START Dataset content

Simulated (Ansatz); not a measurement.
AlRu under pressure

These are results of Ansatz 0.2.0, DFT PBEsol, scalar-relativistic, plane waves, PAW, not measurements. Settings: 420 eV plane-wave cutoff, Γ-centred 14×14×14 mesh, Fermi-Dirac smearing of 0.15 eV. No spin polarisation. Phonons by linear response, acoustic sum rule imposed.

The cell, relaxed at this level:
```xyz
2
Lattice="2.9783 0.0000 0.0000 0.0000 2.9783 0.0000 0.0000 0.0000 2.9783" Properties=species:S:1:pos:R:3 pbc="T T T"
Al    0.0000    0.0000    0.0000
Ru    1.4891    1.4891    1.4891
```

END Dataset content

Assignment>
Reproduce every record in full, keeping each one exactly as it reads.

Solution>
Simulated (Ansatz); not a measurement.
AlRu under pressure

These are results of Ansatz 0.2.0, DFT PBEsol, scalar-relativistic, plane waves, PAW, not measurements. Settings: 420 eV plane-wave cutoff, Γ-centred 14×14×14 mesh, Fermi-Dirac smearing of 0.15 eV. No spin polarisation. Phonons by linear response, acoustic sum rule imposed.

The cell, relaxed at this level:
```xyz
2
Lattice="2.9783 0.0000 0.0000 0.0000 2.9783 0.0000 0.0000 0.0000 2.9783" Properties=species:S:1:pos:R:3 pbc="T T T"
Al    0.0000    0.0000    0.0000
Ru    1.4891    1.4891    1.4891
```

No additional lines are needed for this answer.